# ASSIGNMENT
Without a single alteration, write the listing out again.

# INFORMATION PROVIDED
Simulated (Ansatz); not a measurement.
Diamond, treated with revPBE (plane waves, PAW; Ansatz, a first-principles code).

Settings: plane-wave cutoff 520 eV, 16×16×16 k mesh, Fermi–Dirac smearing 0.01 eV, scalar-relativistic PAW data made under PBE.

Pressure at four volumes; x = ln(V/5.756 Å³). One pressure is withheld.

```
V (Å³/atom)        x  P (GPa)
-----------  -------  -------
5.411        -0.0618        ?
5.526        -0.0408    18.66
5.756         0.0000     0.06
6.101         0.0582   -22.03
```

# RESPONSE BOX
Simulated (Ansatz); not a measurement.
Diamond, treated with revPBE (plane waves, PAW; Ansatz, a first-principles code).

Settings: plane-wave cutoff 520 eV, 16×16×16 k mesh, Fermi–Dirac smearing 0.01 eV, scalar-relativistic PAW data made under PBE.

Pressure at four volumes; x = ln(V/5.756 Å³). One pressure is withheld.

```
V (Å³/atom)        x  P (GPa)
-----------  -------  -------
5.411        -0.0618        ?
5.526        -0.0408    18.66
5.756         0.0000     0.06
6.101         0.0582   -22.03
```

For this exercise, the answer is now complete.